#### WORK ITEM
Once the line containing "- Threshold voltage: φF" has been copied, stop; copy every line before it exactly, beginning with the first line of the material below.

Segment Start: DATA RECORDS

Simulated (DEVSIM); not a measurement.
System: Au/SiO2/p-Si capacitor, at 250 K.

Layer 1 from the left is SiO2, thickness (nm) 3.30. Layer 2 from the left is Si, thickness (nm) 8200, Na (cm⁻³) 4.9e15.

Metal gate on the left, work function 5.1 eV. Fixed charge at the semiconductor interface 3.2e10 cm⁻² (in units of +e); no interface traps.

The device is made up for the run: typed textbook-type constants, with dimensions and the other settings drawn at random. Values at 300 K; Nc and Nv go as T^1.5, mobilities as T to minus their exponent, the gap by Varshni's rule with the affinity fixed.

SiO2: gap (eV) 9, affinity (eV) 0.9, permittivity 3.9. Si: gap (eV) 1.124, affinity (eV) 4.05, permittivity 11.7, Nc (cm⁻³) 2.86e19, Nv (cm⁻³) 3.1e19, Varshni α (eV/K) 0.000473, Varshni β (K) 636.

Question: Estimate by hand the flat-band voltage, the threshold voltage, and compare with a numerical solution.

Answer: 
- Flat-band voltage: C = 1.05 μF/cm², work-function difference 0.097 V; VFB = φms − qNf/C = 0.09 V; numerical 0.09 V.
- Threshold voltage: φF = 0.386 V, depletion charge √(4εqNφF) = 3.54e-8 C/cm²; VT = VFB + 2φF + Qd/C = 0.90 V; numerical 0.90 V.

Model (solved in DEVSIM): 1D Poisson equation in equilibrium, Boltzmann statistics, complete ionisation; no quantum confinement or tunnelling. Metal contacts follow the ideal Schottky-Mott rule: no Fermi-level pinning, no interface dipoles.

Segment End: DATA RECORDS

#### EXERCISE SOLUTION
Simulated (DEVSIM); not a measurement.
System: Au/SiO2/p-Si capacitor, at 250 K.

Layer 1 from the left is SiO2, thickness (nm) 3.30. Layer 2 from the left is Si, thickness (nm) 8200, Na (cm⁻³) 4.9e15.

Metal gate on the left, work function 5.1 eV. Fixed charge at the semiconductor interface 3.2e10 cm⁻² (in units of +e); no interface traps.

The device is made up for the run: typed textbook-type constants, with dimensions and the other settings drawn at random. Values at 300 K; Nc and Nv go as T^1.5, mobilities as T to minus their exponent, the gap by Varshni's rule with the affinity fixed.

SiO2: gap (eV) 9, affinity (eV) 0.9, permittivity 3.9. Si: gap (eV) 1.124, affinity (eV) 4.05, permittivity 11.7, Nc (cm⁻³) 2.86e19, Nv (cm⁻³) 3.1e19, Varshni α (eV/K) 0.000473, Varshni β (K) 636.

Question: Estimate by hand the flat-band voltage, the threshold voltage, and compare with a numerical solution.

Answer: 
- Flat-band voltage: C = 1.05 μF/cm², work-function difference 0.097 V; VFB = φms − qNf/C = 0.09 V; numerical 0.09 V.
- Threshold voltage: φF = 0.386 V, depletion charge √(4εqNφF) = 3.54e-8 C/cm²; VT = VFB + 2φF + Qd/C = 0.90 V; numerical 0.90 V.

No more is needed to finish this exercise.